> _Brief_:
Repeat all entries below exactly as shown.

> _Data section_:
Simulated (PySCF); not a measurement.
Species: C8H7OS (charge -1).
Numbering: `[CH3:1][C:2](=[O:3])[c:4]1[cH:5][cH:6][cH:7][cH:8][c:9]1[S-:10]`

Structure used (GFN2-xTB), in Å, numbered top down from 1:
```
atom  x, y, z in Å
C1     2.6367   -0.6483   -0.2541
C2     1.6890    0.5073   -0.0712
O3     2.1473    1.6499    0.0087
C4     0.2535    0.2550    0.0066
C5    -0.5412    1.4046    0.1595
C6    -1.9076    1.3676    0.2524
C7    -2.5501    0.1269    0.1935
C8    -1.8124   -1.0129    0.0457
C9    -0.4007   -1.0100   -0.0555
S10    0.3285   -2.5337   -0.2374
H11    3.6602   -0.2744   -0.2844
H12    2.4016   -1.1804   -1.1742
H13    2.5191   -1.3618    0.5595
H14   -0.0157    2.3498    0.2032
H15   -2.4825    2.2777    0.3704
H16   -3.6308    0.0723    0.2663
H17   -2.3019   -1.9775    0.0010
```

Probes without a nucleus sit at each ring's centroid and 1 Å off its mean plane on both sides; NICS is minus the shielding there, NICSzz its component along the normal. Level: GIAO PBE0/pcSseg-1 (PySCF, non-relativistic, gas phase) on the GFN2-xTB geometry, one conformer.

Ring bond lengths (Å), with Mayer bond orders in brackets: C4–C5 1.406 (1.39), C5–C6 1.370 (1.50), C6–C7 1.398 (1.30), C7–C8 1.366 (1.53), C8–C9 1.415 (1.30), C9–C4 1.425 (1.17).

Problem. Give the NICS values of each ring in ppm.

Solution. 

> _Task solution_:
Simulated (PySCF); not a measurement.
Species: C8H7OS (charge -1).
Numbering: `[CH3:1][C:2](=[O:3])[c:4]1[cH:5][cH:6][cH:7][cH:8][c:9]1[S-:10]`

Structure used (GFN2-xTB), in Å, numbered top down from 1:
```
atom  x, y, z in Å
C1     2.6367   -0.6483   -0.2541
C2     1.6890    0.5073   -0.0712
O3     2.1473    1.6499    0.0087
C4     0.2535    0.2550    0.0066
C5    -0.5412    1.4046    0.1595
C6    -1.9076    1.3676    0.2524
C7    -2.5501    0.1269    0.1935
C8    -1.8124   -1.0129    0.0457
C9    -0.4007   -1.0100   -0.0555
S10    0.3285   -2.5337   -0.2374
H11    3.6602   -0.2744   -0.2844
H12    2.4016   -1.1804   -1.1742
H13    2.5191   -1.3618    0.5595
H14   -0.0157    2.3498    0.2032
H15   -2.4825    2.2777    0.3704
H16   -3.6308    0.0723    0.2663
H17   -2.3019   -1.9775    0.0010
```

Probes without a nucleus sit at each ring's centroid and 1 Å off its mean plane on both sides; NICS is minus the shielding there, NICSzz its component along the normal. Level: GIAO PBE0/pcSseg-1 (PySCF, non-relativistic, gas phase) on the GFN2-xTB geometry, one conformer.

Ring bond lengths (Å), with Mayer bond orders in brackets: C4–C5 1.406 (1.39), C5–C6 1.370 (1.50), C6–C7 1.398 (1.30), C7–C8 1.366 (1.53), C8–C9 1.415 (1.30), C9–C4 1.425 (1.17).

Problem. Give the NICS values of each ring in ppm.

Solution. 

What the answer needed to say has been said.